» **REQUIREMENT**: Be exact. Print each record as it stands.

» **LISTED RECORDS**:
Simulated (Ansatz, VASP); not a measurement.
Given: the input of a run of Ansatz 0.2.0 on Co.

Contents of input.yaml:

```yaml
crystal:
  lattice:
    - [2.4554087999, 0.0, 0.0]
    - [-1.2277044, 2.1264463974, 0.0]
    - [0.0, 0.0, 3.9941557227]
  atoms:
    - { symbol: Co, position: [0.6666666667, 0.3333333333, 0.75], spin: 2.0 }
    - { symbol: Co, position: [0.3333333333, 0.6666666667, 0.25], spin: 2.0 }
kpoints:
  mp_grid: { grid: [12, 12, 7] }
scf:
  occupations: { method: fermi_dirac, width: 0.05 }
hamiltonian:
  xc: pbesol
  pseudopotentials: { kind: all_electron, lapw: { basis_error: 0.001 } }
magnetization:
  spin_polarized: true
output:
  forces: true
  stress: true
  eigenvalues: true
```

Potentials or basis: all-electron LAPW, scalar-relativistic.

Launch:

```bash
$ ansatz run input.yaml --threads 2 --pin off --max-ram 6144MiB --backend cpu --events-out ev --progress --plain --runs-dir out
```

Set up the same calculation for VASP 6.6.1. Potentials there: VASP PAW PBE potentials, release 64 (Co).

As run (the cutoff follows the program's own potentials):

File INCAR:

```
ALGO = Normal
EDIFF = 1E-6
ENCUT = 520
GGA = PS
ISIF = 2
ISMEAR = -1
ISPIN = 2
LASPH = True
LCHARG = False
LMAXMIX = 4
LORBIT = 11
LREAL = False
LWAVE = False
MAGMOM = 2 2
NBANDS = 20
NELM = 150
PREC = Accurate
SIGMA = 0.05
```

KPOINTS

» **TASK ANSWER**:
Simulated (Ansatz, VASP); not a measurement.
Given: the input of a run of Ansatz 0.2.0 on Co.

Contents of input.yaml:

```yaml
crystal:
  lattice:
    - [2.4554087999, 0.0, 0.0]
    - [-1.2277044, 2.1264463974, 0.0]
    - [0.0, 0.0, 3.9941557227]
  atoms:
    - { symbol: Co, position: [0.6666666667, 0.3333333333, 0.75], spin: 2.0 }
    - { symbol: Co, position: [0.3333333333, 0.6666666667, 0.25], spin: 2.0 }
kpoints:
  mp_grid: { grid: [12, 12, 7] }
scf:
  occupations: { method: fermi_dirac, width: 0.05 }
hamiltonian:
  xc: pbesol
  pseudopotentials: { kind: all_electron, lapw: { basis_error: 0.001 } }
magnetization:
  spin_polarized: true
output:
  forces: true
  stress: true
  eigenvalues: true
```

Potentials or basis: all-electron LAPW, scalar-relativistic.

Launch:

```bash
$ ansatz run input.yaml --threads 2 --pin off --max-ram 6144MiB --backend cpu --events-out ev --progress --plain --runs-dir out
```

Set up the same calculation for VASP 6.6.1. Potentials there: VASP PAW PBE potentials, release 64 (Co).

As run (the cutoff follows the program's own potentials):

File INCAR:

```
ALGO = Normal
EDIFF = 1E-6
ENCUT = 520
GGA = PS
ISIF = 2
ISMEAR = -1
ISPIN = 2
LASPH = True
LCHARG = False
LMAXMIX = 4
LORBIT = 11
LREAL = False
LWAVE = False
MAGMOM = 2 2
NBANDS = 20
NELM = 150
PREC = Accurate
SIGMA = 0.05
```

KPOINTS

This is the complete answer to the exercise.